Work task - In the entries below, the lines from the one with "Vapour-liquid equilibrium of" through the one with "Task: Give the" are to be copied exactly; both ends count.

Source information -
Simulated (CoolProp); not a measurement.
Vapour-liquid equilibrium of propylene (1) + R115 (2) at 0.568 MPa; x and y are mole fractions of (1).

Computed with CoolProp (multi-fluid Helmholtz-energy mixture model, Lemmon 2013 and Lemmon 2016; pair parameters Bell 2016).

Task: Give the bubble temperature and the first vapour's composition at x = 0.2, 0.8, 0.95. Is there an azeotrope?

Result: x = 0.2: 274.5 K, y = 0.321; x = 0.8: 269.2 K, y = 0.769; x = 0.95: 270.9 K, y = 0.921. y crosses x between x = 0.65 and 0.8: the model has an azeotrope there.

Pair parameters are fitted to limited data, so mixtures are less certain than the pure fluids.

Task answer -
Vapour-liquid equilibrium of propylene (1) + R115 (2) at 0.568 MPa; x and y are mole fractions of (1).

Computed with CoolProp (multi-fluid Helmholtz-energy mixture model, Lemmon 2013 and Lemmon 2016; pair parameters Bell 2016).

Task: Give the bubble temperature and the first vapour's composition at x = 0.2, 0.8, 0.95. Is there an azeotrope?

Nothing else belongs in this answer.